EXERCISE:
Please give back only the lines below from the one containing "Quantum ESPRESSO 7.5;" to the one containing "Level of this", each repeated word for word, both ends included.

INPUT DATA:
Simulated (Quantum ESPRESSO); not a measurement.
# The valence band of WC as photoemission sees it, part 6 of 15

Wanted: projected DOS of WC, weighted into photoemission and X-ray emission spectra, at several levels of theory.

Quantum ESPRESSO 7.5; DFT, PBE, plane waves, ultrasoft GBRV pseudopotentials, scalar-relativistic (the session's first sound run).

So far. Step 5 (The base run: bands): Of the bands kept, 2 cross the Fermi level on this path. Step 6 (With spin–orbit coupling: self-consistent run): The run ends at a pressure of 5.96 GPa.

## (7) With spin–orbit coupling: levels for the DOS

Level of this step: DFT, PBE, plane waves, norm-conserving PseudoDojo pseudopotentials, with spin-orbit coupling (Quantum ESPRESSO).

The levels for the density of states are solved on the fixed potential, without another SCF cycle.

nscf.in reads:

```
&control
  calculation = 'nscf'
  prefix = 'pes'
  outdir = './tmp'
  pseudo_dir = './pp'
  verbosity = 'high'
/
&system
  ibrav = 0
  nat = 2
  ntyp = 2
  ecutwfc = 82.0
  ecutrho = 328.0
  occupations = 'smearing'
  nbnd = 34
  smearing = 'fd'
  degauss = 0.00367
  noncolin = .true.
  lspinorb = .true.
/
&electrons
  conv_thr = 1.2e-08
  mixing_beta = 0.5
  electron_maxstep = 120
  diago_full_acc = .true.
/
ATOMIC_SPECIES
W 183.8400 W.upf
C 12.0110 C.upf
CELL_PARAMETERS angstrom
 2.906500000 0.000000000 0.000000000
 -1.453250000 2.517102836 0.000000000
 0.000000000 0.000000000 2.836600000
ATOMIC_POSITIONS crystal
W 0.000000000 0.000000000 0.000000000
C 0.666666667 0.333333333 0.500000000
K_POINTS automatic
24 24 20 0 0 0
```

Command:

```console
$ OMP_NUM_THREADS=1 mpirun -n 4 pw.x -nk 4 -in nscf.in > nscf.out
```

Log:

WRITTEN RESPONSE:
Quantum ESPRESSO 7.5; DFT, PBE, plane waves, ultrasoft GBRV pseudopotentials, scalar-relativistic (the session's first sound run).

So far. Step 5 (The base run: bands): Of the bands kept, 2 cross the Fermi level on this path. Step 6 (With spin–orbit coupling: self-consistent run): The run ends at a pressure of 5.96 GPa.

## (7) With spin–orbit coupling: levels for the DOS

Level of this step: DFT, PBE, plane waves, norm-conserving PseudoDojo pseudopotentials, with spin-orbit coupling (Quantum ESPRESSO).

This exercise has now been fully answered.